WORK ITEM - Your task is to give the data again, exactly, with every line intact.

SUPPLIED RECORDS -
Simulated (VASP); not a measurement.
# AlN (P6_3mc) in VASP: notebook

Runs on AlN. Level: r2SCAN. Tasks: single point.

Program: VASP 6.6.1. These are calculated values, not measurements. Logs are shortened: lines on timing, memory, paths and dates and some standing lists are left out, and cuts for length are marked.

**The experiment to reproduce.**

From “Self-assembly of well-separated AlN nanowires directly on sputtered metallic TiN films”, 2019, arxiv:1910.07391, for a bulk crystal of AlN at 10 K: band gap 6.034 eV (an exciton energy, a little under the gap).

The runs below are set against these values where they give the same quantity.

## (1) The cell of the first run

RESPONSE AREA -
Simulated (VASP); not a measurement.
# AlN (P6_3mc) in VASP: notebook

Runs on AlN. Level: r2SCAN. Tasks: single point.

Program: VASP 6.6.1. These are calculated values, not measurements. Logs are shortened: lines on timing, memory, paths and dates and some standing lists are left out, and cuts for length are marked.

**The experiment to reproduce.**

From “Self-assembly of well-separated AlN nanowires directly on sputtered metallic TiN films”, 2019, arxiv:1910.07391, for a bulk crystal of AlN at 10 K: band gap 6.034 eV (an exciton energy, a little under the gap).

The runs below are set against these values where they give the same quantity.

## (1) The cell of the first run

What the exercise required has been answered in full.